═══ Data listing

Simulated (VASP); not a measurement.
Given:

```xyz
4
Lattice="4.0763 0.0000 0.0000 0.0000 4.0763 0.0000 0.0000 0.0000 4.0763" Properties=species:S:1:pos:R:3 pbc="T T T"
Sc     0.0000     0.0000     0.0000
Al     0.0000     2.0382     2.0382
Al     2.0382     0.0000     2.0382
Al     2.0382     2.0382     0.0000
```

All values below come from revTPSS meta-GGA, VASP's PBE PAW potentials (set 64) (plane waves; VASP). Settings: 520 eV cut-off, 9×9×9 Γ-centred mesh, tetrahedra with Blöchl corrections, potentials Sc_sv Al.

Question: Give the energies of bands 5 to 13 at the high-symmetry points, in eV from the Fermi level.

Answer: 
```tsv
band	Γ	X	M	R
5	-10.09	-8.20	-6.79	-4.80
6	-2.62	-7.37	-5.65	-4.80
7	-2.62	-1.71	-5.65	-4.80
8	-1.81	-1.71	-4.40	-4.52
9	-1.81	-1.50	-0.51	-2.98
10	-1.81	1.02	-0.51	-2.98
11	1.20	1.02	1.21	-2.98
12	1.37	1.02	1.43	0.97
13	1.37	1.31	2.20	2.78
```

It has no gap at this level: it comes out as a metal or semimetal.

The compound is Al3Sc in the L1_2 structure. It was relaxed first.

══════

=== Work order ===
Return only the stretch of the material above from the line holding "Question: Give the" through the line holding "It has no gap", copied exactly.

=== Written reply ===
Question: Give the energies of bands 5 to 13 at the high-symmetry points, in eV from the Fermi level.

Answer: 
```tsv
band	Γ	X	M	R
5	-10.09	-8.20	-6.79	-4.80
6	-2.62	-7.37	-5.65	-4.80
7	-2.62	-1.71	-5.65	-4.80
8	-1.81	-1.71	-4.40	-4.52
9	-1.81	-1.50	-0.51	-2.98
10	-1.81	1.02	-0.51	-2.98
11	1.20	1.02	1.21	-2.98
12	1.37	1.02	1.43	0.97
13	1.37	1.31	2.20	2.78
```

It has no gap at this level: it comes out as a metal or semimetal.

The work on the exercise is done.